───── Information shown

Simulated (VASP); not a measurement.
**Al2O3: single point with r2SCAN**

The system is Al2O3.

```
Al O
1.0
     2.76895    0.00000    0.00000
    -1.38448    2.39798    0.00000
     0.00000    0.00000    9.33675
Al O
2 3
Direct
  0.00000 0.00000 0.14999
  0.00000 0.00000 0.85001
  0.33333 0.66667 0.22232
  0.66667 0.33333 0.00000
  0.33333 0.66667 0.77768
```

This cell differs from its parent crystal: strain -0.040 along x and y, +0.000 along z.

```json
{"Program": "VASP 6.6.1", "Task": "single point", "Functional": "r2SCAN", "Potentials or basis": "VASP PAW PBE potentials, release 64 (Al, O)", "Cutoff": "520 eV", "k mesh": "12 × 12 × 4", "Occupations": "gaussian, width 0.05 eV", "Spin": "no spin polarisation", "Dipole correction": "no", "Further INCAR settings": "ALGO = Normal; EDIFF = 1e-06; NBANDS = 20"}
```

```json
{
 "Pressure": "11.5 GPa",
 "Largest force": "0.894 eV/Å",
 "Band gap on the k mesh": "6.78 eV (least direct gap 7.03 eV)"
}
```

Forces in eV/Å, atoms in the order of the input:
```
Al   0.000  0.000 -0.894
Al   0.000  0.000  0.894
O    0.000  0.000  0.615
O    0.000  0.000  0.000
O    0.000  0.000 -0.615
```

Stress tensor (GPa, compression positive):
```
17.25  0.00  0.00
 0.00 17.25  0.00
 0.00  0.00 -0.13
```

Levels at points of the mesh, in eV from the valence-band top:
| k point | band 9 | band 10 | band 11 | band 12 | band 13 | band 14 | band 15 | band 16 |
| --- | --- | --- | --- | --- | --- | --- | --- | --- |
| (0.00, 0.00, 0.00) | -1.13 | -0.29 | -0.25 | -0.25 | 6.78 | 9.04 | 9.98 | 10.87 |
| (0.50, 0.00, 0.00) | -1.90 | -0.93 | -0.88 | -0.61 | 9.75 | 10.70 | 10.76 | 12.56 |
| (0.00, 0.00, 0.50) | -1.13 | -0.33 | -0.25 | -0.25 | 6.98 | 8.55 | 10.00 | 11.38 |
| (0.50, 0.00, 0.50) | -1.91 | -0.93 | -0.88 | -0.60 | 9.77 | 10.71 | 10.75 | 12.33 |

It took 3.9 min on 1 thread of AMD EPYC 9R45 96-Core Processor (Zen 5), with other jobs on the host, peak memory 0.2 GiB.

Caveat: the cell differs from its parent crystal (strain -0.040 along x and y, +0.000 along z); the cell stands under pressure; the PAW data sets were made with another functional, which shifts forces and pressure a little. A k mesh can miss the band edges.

──────────

> _Work task_:
Within the listing above, give again exactly every line from the line with "Forces in eV/Å, atoms" through the line with "10.75 | 12.33 |", both included, and no other line.

> _Task solution_:
Forces in eV/Å, atoms in the order of the input:
```
Al   0.000  0.000 -0.894
Al   0.000  0.000  0.894
O    0.000  0.000  0.615
O    0.000  0.000  0.000
O    0.000  0.000 -0.615
```

Stress tensor (GPa, compression positive):
```
17.25  0.00  0.00
 0.00 17.25  0.00
 0.00  0.00 -0.13
```

Levels at points of the mesh, in eV from the valence-band top:
| k point | band 9 | band 10 | band 11 | band 12 | band 13 | band 14 | band 15 | band 16 |
| --- | --- | --- | --- | --- | --- | --- | --- | --- |
| (0.00, 0.00, 0.00) | -1.13 | -0.29 | -0.25 | -0.25 | 6.78 | 9.04 | 9.98 | 10.87 |
| (0.50, 0.00, 0.00) | -1.90 | -0.93 | -0.88 | -0.61 | 9.75 | 10.70 | 10.76 | 12.56 |
| (0.00, 0.00, 0.50) | -1.13 | -0.33 | -0.25 | -0.25 | 6.98 | 8.55 | 10.00 | 11.38 |
| (0.50, 0.00, 0.50) | -1.91 | -0.93 | -0.88 | -0.60 | 9.77 | 10.71 | 10.75 | 12.33 |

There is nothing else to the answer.